== RECORDS PROVIDED ==
*** Block opens ***

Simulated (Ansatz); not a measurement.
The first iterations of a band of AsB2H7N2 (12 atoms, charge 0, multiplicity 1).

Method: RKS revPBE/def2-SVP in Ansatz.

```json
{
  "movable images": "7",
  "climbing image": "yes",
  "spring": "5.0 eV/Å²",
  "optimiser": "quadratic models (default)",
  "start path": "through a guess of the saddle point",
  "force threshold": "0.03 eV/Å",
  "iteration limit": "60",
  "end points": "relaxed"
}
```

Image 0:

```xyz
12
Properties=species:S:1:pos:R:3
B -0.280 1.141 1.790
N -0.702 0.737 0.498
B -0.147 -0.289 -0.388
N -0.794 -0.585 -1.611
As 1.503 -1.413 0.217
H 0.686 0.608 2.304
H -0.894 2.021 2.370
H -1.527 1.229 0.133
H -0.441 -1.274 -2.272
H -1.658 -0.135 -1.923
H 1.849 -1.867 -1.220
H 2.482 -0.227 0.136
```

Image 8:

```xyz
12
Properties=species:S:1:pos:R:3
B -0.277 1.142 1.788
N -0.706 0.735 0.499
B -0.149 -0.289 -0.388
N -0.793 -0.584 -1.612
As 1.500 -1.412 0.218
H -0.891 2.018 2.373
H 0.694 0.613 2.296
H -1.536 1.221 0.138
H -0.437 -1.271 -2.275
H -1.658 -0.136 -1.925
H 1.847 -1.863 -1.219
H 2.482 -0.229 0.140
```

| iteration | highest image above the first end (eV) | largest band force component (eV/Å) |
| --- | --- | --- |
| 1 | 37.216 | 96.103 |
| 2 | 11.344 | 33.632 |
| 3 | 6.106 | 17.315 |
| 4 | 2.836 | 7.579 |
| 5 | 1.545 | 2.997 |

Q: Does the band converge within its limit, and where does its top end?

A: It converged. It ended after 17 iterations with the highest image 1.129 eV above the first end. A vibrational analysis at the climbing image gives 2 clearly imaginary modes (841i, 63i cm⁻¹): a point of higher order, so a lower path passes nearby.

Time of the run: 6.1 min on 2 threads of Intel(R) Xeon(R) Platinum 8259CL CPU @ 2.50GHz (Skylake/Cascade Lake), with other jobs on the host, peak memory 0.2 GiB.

*** Block closes ***

== ACTION ITEM ==
Transcribe the records above from the line holding "2.836 | 7.579 |" down to the line holding "A: It converged.", inclusive, without adding anything.

== YOUR RESPONSE ==
| 4 | 2.836 | 7.579 |
| 5 | 1.545 | 2.997 |

Q: Does the band converge within its limit, and where does its top end?

A: It converged. It ended after 17 iterations with the highest image 1.129 eV above the first end. A vibrational analysis at the climbing image gives 2 clearly imaginary modes (841i, 63i cm⁻¹): a point of higher order, so a lower path passes nearby.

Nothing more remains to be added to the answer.